Please return the whole listing, character for character.

##############################

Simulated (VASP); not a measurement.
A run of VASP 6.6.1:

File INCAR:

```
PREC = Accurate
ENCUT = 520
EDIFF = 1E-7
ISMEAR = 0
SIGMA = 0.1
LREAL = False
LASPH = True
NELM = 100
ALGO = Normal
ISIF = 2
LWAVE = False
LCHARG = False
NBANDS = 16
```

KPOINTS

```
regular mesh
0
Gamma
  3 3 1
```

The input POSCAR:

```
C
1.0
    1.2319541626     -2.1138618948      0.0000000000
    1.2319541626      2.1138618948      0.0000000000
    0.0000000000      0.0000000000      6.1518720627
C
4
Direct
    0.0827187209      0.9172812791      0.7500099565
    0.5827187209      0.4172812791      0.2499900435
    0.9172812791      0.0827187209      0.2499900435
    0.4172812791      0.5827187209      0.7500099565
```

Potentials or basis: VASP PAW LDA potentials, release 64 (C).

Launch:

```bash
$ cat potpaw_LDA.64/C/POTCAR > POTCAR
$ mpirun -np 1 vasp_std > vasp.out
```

##############################

_RESULT:_
Simulated (VASP); not a measurement.
A run of VASP 6.6.1:

File INCAR:

```
PREC = Accurate
ENCUT = 520
EDIFF = 1E-7
ISMEAR = 0
SIGMA = 0.1
LREAL = False
LASPH = True
NELM = 100
ALGO = Normal
ISIF = 2
LWAVE = False
LCHARG = False
NBANDS = 16
```

KPOINTS

```
regular mesh
0
Gamma
  3 3 1
```

The input POSCAR:

```
C
1.0
    1.2319541626     -2.1138618948      0.0000000000
    1.2319541626      2.1138618948      0.0000000000
    0.0000000000      0.0000000000      6.1518720627
C
4
Direct
    0.0827187209      0.9172812791      0.7500099565
    0.5827187209      0.4172812791      0.2499900435
    0.9172812791      0.0827187209      0.2499900435
    0.4172812791      0.5827187209      0.7500099565
```

Potentials or basis: VASP PAW LDA potentials, release 64 (C).

Launch:

```bash
$ cat potpaw_LDA.64/C/POTCAR > POTCAR
$ mpirun -np 1 vasp_std > vasp.out
```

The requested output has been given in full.